-- Work item --
Entries follow. Give back exactly the lines starting at the one containing "Method of the" and ending at the one containing "The structure (ball-and-stick", and no other lines.

-- Data extract --
_ _ _

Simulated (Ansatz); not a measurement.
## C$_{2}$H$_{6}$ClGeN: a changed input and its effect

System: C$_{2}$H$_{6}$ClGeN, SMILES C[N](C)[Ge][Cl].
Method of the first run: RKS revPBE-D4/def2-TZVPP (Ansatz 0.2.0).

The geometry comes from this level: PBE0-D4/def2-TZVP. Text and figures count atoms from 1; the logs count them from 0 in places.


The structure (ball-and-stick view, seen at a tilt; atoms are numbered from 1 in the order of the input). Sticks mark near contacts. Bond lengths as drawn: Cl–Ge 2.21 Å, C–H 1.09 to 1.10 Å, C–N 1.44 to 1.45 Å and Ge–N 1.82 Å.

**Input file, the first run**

_ _ _

-- Result --
Method of the first run: RKS revPBE-D4/def2-TZVPP (Ansatz 0.2.0).

The geometry comes from this level: PBE0-D4/def2-TZVP. Text and figures count atoms from 1; the logs count them from 0 in places.


The structure (ball-and-stick view, seen at a tilt; atoms are numbered from 1 in the order of the input). Sticks mark near contacts. Bond lengths as drawn: Cl–Ge 2.21 Å, C–H 1.09 to 1.10 Å, C–N 1.44 to 1.45 Å and Ge–N 1.82 Å.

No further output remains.